*Dataset content*
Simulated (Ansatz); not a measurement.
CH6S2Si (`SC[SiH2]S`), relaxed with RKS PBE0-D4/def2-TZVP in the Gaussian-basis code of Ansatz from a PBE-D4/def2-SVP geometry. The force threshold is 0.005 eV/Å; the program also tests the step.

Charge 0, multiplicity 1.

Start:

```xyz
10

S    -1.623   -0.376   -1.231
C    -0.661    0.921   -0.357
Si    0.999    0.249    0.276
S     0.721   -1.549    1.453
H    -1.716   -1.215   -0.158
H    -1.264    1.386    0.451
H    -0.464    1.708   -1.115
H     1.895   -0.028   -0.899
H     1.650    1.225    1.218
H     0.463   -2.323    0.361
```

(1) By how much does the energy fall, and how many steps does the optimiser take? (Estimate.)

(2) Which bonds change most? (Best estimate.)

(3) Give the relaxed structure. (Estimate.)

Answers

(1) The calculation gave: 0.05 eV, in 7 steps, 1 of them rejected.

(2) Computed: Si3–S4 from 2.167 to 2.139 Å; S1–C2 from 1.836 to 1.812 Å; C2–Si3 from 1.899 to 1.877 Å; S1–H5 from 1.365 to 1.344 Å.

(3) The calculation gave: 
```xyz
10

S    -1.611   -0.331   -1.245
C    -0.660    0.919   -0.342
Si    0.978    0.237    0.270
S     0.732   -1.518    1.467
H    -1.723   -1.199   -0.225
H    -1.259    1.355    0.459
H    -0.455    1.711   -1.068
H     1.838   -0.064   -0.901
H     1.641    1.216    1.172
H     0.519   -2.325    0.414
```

*Task item*
Would you restate all of the material, word for word?

*Answer area*
Simulated (Ansatz); not a measurement.
CH6S2Si (`SC[SiH2]S`), relaxed with RKS PBE0-D4/def2-TZVP in the Gaussian-basis code of Ansatz from a PBE-D4/def2-SVP geometry. The force threshold is 0.005 eV/Å; the program also tests the step.

Charge 0, multiplicity 1.

Start:

```xyz
10

S    -1.623   -0.376   -1.231
C    -0.661    0.921   -0.357
Si    0.999    0.249    0.276
S     0.721   -1.549    1.453
H    -1.716   -1.215   -0.158
H    -1.264    1.386    0.451
H    -0.464    1.708   -1.115
H     1.895   -0.028   -0.899
H     1.650    1.225    1.218
H     0.463   -2.323    0.361
```

(1) By how much does the energy fall, and how many steps does the optimiser take? (Estimate.)

(2) Which bonds change most? (Best estimate.)

(3) Give the relaxed structure. (Estimate.)

Answers

(1) The calculation gave: 0.05 eV, in 7 steps, 1 of them rejected.

(2) Computed: Si3–S4 from 2.167 to 2.139 Å; S1–C2 from 1.836 to 1.812 Å; C2–Si3 from 1.899 to 1.877 Å; S1–H5 from 1.365 to 1.344 Å.

(3) The calculation gave: 
```xyz
10

S    -1.611   -0.331   -1.245
C    -0.660    0.919   -0.342
Si    0.978    0.237    0.270
S     0.732   -1.518    1.467
H    -1.723   -1.199   -0.225
H    -1.259    1.355    0.459
H    -0.455    1.711   -1.068
H     1.838   -0.064   -0.901
H     1.641    1.216    1.172
H     0.519   -2.325    0.414
```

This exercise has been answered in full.